⁂

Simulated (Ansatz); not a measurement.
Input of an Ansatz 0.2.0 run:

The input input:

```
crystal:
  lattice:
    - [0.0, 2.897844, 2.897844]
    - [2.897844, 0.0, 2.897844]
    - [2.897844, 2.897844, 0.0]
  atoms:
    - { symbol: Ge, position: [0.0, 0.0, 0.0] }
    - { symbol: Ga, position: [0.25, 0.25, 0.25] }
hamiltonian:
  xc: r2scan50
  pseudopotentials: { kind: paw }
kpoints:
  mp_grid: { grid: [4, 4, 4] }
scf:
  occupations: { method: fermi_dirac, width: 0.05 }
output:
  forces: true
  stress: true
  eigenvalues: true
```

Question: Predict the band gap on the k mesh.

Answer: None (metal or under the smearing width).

⁂

# Work order
Every entry must be repeated exactly; none may be skipped.

# Written response
Simulated (Ansatz); not a measurement.
Input of an Ansatz 0.2.0 run:

The input input:

```
crystal:
  lattice:
    - [0.0, 2.897844, 2.897844]
    - [2.897844, 0.0, 2.897844]
    - [2.897844, 2.897844, 0.0]
  atoms:
    - { symbol: Ge, position: [0.0, 0.0, 0.0] }
    - { symbol: Ga, position: [0.25, 0.25, 0.25] }
hamiltonian:
  xc: r2scan50
  pseudopotentials: { kind: paw }
kpoints:
  mp_grid: { grid: [4, 4, 4] }
scf:
  occupations: { method: fermi_dirac, width: 0.05 }
output:
  forces: true
  stress: true
  eigenvalues: true
```

Question: Predict the band gap on the k mesh.

Answer: None (metal or under the smearing width).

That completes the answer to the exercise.